━━ Data provided
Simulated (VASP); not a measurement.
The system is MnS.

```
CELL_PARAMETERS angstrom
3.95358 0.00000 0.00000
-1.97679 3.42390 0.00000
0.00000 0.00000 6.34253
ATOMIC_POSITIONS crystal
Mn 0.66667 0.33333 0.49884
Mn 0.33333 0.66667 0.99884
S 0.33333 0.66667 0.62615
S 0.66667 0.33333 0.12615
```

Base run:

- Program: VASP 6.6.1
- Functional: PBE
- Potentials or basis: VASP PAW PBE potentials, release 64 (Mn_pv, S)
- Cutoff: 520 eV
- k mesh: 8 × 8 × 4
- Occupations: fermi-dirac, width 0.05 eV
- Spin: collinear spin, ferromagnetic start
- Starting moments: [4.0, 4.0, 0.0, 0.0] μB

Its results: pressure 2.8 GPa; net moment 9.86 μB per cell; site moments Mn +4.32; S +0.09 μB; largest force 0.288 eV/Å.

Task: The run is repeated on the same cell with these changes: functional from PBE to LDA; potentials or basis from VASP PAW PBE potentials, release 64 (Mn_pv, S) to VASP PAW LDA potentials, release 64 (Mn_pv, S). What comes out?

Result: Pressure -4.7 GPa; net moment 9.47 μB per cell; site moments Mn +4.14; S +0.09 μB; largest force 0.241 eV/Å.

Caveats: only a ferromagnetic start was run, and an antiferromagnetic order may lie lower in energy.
━━━━

Each line from the top of the listing down to and including the one containing "- Functional: PBE" should be transcribed exactly; nothing else is to be output.

• [Response area]
Simulated (VASP); not a measurement.
The system is MnS.

```
CELL_PARAMETERS angstrom
3.95358 0.00000 0.00000
-1.97679 3.42390 0.00000
0.00000 0.00000 6.34253
ATOMIC_POSITIONS crystal
Mn 0.66667 0.33333 0.49884
Mn 0.33333 0.66667 0.99884
S 0.33333 0.66667 0.62615
S 0.66667 0.33333 0.12615
```

Base run:

- Program: VASP 6.6.1
- Functional: PBE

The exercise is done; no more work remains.